---*---
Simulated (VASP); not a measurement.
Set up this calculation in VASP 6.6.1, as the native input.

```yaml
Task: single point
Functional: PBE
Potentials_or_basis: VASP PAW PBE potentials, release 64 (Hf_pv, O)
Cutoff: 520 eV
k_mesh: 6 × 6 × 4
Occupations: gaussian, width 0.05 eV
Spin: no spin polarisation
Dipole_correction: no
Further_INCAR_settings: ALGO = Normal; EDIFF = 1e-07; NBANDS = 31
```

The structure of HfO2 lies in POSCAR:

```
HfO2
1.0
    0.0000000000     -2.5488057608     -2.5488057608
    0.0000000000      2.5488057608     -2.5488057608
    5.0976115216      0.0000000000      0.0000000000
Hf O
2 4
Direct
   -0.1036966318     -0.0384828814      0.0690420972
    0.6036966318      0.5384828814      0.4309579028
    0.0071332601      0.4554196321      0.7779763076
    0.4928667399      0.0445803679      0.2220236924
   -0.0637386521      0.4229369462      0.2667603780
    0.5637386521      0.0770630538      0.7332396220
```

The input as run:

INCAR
---*---

BRIEF: In full and word for word, give the listing above again.

YOUR RESPONSE:
Simulated (VASP); not a measurement.
Set up this calculation in VASP 6.6.1, as the native input.

```yaml
Task: single point
Functional: PBE
Potentials_or_basis: VASP PAW PBE potentials, release 64 (Hf_pv, O)
Cutoff: 520 eV
k_mesh: 6 × 6 × 4
Occupations: gaussian, width 0.05 eV
Spin: no spin polarisation
Dipole_correction: no
Further_INCAR_settings: ALGO = Normal; EDIFF = 1e-07; NBANDS = 31
```

The structure of HfO2 lies in POSCAR:

```
HfO2
1.0
    0.0000000000     -2.5488057608     -2.5488057608
    0.0000000000      2.5488057608     -2.5488057608
    5.0976115216      0.0000000000      0.0000000000
Hf O
2 4
Direct
   -0.1036966318     -0.0384828814      0.0690420972
    0.6036966318      0.5384828814      0.4309579028
    0.0071332601      0.4554196321      0.7779763076
    0.4928667399      0.0445803679      0.2220236924
   -0.0637386521      0.4229369462      0.2667603780
    0.5637386521      0.0770630538      0.7332396220
```

The input as run:

INCAR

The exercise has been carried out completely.